== Segment start ==

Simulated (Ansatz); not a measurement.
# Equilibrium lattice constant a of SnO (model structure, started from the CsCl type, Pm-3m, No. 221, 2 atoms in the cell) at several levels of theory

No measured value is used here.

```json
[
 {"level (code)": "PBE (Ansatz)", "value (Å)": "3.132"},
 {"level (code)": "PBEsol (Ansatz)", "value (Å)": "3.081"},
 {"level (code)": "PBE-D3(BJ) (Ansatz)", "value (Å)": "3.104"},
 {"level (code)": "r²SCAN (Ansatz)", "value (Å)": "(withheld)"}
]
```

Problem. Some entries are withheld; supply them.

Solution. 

== Segment end ==

**BRIEF**
Write down all of the listing exactly.

**EXERCISE RESPONSE**
Simulated (Ansatz); not a measurement.
# Equilibrium lattice constant a of SnO (model structure, started from the CsCl type, Pm-3m, No. 221, 2 atoms in the cell) at several levels of theory

No measured value is used here.

```json
[
 {"level (code)": "PBE (Ansatz)", "value (Å)": "3.132"},
 {"level (code)": "PBEsol (Ansatz)", "value (Å)": "3.081"},
 {"level (code)": "PBE-D3(BJ) (Ansatz)", "value (Å)": "3.104"},
 {"level (code)": "r²SCAN (Ansatz)", "value (Å)": "(withheld)"}
]
```

Problem. Some entries are withheld; supply them.

Solution. 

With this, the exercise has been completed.